═══

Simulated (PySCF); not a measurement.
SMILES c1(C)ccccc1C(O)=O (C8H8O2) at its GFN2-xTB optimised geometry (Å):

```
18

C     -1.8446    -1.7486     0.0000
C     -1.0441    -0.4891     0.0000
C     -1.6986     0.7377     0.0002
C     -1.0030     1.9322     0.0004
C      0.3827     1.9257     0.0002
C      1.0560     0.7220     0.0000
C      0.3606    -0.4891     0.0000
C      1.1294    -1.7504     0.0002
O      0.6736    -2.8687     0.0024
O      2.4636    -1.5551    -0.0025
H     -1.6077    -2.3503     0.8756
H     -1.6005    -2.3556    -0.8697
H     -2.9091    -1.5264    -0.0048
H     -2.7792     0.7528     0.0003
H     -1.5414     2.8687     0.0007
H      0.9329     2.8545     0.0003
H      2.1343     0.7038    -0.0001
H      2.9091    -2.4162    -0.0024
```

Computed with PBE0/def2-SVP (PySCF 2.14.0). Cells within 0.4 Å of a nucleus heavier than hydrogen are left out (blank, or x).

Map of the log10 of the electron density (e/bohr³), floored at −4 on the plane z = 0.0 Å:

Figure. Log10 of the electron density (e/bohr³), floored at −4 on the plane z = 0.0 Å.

═══

Requirement – Return only the lines from the beginning of the material up to and including the line with "Map of the log10", exactly as written.

Written response –
Simulated (PySCF); not a measurement.
SMILES c1(C)ccccc1C(O)=O (C8H8O2) at its GFN2-xTB optimised geometry (Å):

```
18

C     -1.8446    -1.7486     0.0000
C     -1.0441    -0.4891     0.0000
C     -1.6986     0.7377     0.0002
C     -1.0030     1.9322     0.0004
C      0.3827     1.9257     0.0002
C      1.0560     0.7220     0.0000
C      0.3606    -0.4891     0.0000
C      1.1294    -1.7504     0.0002
O      0.6736    -2.8687     0.0024
O      2.4636    -1.5551    -0.0025
H     -1.6077    -2.3503     0.8756
H     -1.6005    -2.3556    -0.8697
H     -2.9091    -1.5264    -0.0048
H     -2.7792     0.7528     0.0003
H     -1.5414     2.8687     0.0007
H      0.9329     2.8545     0.0003
H      2.1343     0.7038    -0.0001
H      2.9091    -2.4162    -0.0024
```

Computed with PBE0/def2-SVP (PySCF 2.14.0). Cells within 0.4 Å of a nucleus heavier than hydrogen are left out (blank, or x).

Map of the log10 of the electron density (e/bohr³), floored at −4 on the plane z = 0.0 Å:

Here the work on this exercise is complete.